» **ASSIGNMENT**
Could you print every record below exactly as written?

» **LISTED ENTRIES**
--------------------------------

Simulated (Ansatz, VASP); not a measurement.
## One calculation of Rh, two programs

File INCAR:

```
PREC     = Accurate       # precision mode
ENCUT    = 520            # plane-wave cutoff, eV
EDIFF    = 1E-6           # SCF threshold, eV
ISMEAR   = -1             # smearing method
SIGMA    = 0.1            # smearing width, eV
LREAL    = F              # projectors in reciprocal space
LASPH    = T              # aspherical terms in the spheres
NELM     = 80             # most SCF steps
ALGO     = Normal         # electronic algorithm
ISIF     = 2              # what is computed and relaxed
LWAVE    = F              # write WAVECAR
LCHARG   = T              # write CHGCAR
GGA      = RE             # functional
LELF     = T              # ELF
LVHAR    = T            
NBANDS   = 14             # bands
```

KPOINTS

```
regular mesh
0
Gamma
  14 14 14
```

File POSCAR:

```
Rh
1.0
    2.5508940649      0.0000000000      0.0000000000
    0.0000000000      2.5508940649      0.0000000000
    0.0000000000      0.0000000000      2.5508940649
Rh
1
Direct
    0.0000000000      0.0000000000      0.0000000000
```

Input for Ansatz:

--------------------------------

» **WRITTEN RESPONSE**
Simulated (Ansatz, VASP); not a measurement.
## One calculation of Rh, two programs

File INCAR:

```
PREC     = Accurate       # precision mode
ENCUT    = 520            # plane-wave cutoff, eV
EDIFF    = 1E-6           # SCF threshold, eV
ISMEAR   = -1             # smearing method
SIGMA    = 0.1            # smearing width, eV
LREAL    = F              # projectors in reciprocal space
LASPH    = T              # aspherical terms in the spheres
NELM     = 80             # most SCF steps
ALGO     = Normal         # electronic algorithm
ISIF     = 2              # what is computed and relaxed
LWAVE    = F              # write WAVECAR
LCHARG   = T              # write CHGCAR
GGA      = RE             # functional
LELF     = T              # ELF
LVHAR    = T            
NBANDS   = 14             # bands
```

KPOINTS

```
regular mesh
0
Gamma
  14 14 14
```

File POSCAR:

```
Rh
1.0
    2.5508940649      0.0000000000      0.0000000000
    0.0000000000      2.5508940649      0.0000000000
    0.0000000000      0.0000000000      2.5508940649
Rh
1
Direct
    0.0000000000      0.0000000000      0.0000000000
```

Input for Ansatz:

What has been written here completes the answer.